=-=-=
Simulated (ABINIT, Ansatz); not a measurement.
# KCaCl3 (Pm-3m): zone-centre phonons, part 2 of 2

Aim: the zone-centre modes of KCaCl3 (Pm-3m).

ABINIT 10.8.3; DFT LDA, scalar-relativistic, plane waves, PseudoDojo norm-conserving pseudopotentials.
=-=-=

## EXERCISE
Once you have read the material, set it down again word for word.

## EXERCISE OUTPUT
Simulated (ABINIT, Ansatz); not a measurement.
# KCaCl3 (Pm-3m): zone-centre phonons, part 2 of 2

Aim: the zone-centre modes of KCaCl3 (Pm-3m).

ABINIT 10.8.3; DFT LDA, scalar-relativistic, plane waves, PseudoDojo norm-conserving pseudopotentials.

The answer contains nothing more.